Output the whole listing with nothing altered.

- Opening Delimiter -

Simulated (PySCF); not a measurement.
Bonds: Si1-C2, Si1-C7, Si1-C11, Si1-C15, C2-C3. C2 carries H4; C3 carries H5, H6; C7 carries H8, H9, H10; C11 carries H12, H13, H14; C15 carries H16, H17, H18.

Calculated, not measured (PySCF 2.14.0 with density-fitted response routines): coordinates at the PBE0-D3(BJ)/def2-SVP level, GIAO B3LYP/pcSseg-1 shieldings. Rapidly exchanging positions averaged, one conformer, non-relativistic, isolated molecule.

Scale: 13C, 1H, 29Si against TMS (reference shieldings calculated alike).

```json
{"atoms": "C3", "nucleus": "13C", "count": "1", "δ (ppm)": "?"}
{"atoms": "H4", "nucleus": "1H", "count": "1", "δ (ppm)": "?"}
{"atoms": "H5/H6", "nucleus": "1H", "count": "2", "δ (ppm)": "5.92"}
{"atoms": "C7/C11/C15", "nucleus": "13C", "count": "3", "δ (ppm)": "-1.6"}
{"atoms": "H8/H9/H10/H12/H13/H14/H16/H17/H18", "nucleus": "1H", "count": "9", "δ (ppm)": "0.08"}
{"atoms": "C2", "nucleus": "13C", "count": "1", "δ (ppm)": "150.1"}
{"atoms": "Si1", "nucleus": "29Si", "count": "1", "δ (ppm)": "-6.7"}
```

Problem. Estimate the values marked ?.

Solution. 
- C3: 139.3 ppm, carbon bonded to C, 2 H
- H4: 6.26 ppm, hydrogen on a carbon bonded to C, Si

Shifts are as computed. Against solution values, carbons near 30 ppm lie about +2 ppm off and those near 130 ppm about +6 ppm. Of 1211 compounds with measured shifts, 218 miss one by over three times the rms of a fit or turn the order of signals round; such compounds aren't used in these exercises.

- Closing Delimiter -

**Task response:**
Simulated (PySCF); not a measurement.
Bonds: Si1-C2, Si1-C7, Si1-C11, Si1-C15, C2-C3. C2 carries H4; C3 carries H5, H6; C7 carries H8, H9, H10; C11 carries H12, H13, H14; C15 carries H16, H17, H18.

Calculated, not measured (PySCF 2.14.0 with density-fitted response routines): coordinates at the PBE0-D3(BJ)/def2-SVP level, GIAO B3LYP/pcSseg-1 shieldings. Rapidly exchanging positions averaged, one conformer, non-relativistic, isolated molecule.

Scale: 13C, 1H, 29Si against TMS (reference shieldings calculated alike).

```json
{"atoms": "C3", "nucleus": "13C", "count": "1", "δ (ppm)": "?"}
{"atoms": "H4", "nucleus": "1H", "count": "1", "δ (ppm)": "?"}
{"atoms": "H5/H6", "nucleus": "1H", "count": "2", "δ (ppm)": "5.92"}
{"atoms": "C7/C11/C15", "nucleus": "13C", "count": "3", "δ (ppm)": "-1.6"}
{"atoms": "H8/H9/H10/H12/H13/H14/H16/H17/H18", "nucleus": "1H", "count": "9", "δ (ppm)": "0.08"}
{"atoms": "C2", "nucleus": "13C", "count": "1", "δ (ppm)": "150.1"}
{"atoms": "Si1", "nucleus": "29Si", "count": "1", "δ (ppm)": "-6.7"}
```

Problem. Estimate the values marked ?.

Solution. 
- C3: 139.3 ppm, carbon bonded to C, 2 H
- H4: 6.26 ppm, hydrogen on a carbon bonded to C, Si

Shifts are as computed. Against solution values, carbons near 30 ppm lie about +2 ppm off and those near 130 ppm about +6 ppm. Of 1211 compounds with measured shifts, 218 miss one by over three times the rms of a fit or turn the order of signals round; such compounds aren't used in these exercises.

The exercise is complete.